BEGIN

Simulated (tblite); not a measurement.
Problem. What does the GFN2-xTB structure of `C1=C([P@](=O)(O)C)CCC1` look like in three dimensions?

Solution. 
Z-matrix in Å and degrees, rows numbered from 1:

END

● Required action:
Take the records above and write each one out again exactly.

● Your response:
Simulated (tblite); not a measurement.
Problem. What does the GFN2-xTB structure of `C1=C([P@](=O)(O)C)CCC1` look like in three dimensions?

Solution. 
Z-matrix in Å and degrees, rows numbered from 1:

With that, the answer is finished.